**ACTION ITEM**
With the records below as your source, retype each line exactly from the top down to the line that contains "Alike in both", and include that line.

**RECORDED INFORMATION**
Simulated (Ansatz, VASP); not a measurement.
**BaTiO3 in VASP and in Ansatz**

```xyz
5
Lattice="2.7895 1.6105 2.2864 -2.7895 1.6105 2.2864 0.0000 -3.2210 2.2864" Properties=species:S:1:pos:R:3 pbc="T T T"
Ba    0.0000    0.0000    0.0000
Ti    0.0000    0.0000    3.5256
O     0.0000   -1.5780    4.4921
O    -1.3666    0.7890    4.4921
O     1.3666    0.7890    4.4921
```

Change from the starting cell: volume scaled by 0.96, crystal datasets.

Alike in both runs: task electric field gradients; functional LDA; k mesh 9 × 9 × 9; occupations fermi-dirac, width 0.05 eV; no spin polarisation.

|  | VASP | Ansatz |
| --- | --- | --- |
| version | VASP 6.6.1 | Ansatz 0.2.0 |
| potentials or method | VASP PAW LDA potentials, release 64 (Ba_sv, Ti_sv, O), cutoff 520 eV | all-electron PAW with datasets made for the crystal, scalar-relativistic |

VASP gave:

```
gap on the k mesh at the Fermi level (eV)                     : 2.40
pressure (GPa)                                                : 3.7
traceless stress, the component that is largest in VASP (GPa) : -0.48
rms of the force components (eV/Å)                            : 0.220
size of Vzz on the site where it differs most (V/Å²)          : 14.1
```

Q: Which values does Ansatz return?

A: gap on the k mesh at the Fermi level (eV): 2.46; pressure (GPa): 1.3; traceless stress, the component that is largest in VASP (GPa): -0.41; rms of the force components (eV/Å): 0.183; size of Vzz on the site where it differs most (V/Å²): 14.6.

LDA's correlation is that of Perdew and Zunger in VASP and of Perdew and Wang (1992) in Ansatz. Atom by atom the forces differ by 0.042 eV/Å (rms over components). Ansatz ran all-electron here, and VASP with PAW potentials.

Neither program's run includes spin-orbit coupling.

**EXERCISE RESULT**
Simulated (Ansatz, VASP); not a measurement.
**BaTiO3 in VASP and in Ansatz**

```xyz
5
Lattice="2.7895 1.6105 2.2864 -2.7895 1.6105 2.2864 0.0000 -3.2210 2.2864" Properties=species:S:1:pos:R:3 pbc="T T T"
Ba    0.0000    0.0000    0.0000
Ti    0.0000    0.0000    3.5256
O     0.0000   -1.5780    4.4921
O    -1.3666    0.7890    4.4921
O     1.3666    0.7890    4.4921
```

Change from the starting cell: volume scaled by 0.96, crystal datasets.

Alike in both runs: task electric field gradients; functional LDA; k mesh 9 × 9 × 9; occupations fermi-dirac, width 0.05 eV; no spin polarisation.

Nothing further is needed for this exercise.